**Assignment:** From the listing below, copy only the lines running from the line that contains "K-beta X-ray emission**" to the line that contains "Computed with this", both included.

**Supplied entries:**
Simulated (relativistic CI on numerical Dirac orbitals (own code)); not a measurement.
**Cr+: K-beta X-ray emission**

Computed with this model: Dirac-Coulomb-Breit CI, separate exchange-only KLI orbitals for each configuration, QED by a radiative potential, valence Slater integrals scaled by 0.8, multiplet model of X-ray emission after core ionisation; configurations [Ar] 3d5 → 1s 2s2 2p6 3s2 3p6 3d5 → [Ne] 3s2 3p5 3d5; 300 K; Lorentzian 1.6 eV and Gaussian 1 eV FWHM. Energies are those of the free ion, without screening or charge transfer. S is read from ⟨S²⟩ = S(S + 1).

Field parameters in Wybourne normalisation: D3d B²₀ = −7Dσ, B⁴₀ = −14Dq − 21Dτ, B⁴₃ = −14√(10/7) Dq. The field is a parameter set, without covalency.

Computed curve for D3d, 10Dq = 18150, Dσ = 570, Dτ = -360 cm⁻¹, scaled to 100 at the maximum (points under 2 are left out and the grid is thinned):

**Task result:**
**Cr+: K-beta X-ray emission**

Computed with this model: Dirac-Coulomb-Breit CI, separate exchange-only KLI orbitals for each configuration, QED by a radiative potential, valence Slater integrals scaled by 0.8, multiplet model of X-ray emission after core ionisation; configurations [Ar] 3d5 → 1s 2s2 2p6 3s2 3p6 3d5 → [Ne] 3s2 3p5 3d5; 300 K; Lorentzian 1.6 eV and Gaussian 1 eV FWHM. Energies are those of the free ion, without screening or charge transfer. S is read from ⟨S²⟩ = S(S + 1).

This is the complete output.